─── DATA EXTRACT ───
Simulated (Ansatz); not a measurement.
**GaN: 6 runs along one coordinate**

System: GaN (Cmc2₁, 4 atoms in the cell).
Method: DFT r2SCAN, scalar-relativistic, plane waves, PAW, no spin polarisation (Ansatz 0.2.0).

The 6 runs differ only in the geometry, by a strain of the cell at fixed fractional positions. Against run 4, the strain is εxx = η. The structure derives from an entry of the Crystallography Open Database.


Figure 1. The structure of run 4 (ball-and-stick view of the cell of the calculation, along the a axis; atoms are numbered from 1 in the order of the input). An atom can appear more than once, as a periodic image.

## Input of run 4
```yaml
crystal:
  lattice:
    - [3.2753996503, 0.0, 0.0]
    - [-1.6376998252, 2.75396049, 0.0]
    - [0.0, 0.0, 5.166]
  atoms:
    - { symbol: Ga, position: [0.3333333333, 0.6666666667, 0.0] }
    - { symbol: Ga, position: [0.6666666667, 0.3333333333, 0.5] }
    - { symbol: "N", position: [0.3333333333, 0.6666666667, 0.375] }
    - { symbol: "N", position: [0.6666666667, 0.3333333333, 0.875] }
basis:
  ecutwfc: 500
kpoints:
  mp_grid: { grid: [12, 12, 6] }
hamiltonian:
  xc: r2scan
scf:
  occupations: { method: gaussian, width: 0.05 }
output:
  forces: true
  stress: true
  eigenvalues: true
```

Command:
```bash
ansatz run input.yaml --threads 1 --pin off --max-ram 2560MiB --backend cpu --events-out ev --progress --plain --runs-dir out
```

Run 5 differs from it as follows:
───

• _ASSIGNED TASK_:
Where the line holding "Method: DFT r2SCAN, scalar-relativistic, plane" appears in the listing above, start reproducing exactly, and end with the line holding "The 6 runs differ".

• _ANSWER AREA_:
Method: DFT r2SCAN, scalar-relativistic, plane waves, PAW, no spin polarisation (Ansatz 0.2.0).

The 6 runs differ only in the geometry, by a strain of the cell at fixed fractional positions. Against run 4, the strain is εxx = η. The structure derives from an entry of the Crystallography Open Database.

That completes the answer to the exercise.